Work instruction - Go to the line below containing "the missing entries." and print exactly from there through the line containing "Caveats: spin-orbit coupling", both included. Print nothing else.

Dataset excerpts -
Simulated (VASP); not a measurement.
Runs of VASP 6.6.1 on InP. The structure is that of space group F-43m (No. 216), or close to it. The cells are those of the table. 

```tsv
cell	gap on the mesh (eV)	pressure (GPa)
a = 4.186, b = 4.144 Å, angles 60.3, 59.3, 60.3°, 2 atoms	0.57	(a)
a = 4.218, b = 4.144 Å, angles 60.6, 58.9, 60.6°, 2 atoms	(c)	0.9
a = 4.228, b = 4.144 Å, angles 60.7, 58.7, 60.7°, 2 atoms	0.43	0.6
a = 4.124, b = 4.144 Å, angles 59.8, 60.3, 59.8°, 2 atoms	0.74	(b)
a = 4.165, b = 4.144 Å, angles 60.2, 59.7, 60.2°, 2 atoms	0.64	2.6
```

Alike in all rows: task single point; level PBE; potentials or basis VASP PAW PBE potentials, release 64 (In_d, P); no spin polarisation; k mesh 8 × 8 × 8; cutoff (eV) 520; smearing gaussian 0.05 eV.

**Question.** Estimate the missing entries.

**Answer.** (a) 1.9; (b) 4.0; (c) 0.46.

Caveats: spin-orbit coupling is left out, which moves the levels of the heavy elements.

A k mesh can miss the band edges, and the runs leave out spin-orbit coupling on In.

Written reply -
**Question.** Estimate the missing entries.

**Answer.** (a) 1.9; (b) 4.0; (c) 0.46.

Caveats: spin-orbit coupling is left out, which moves the levels of the heavy elements.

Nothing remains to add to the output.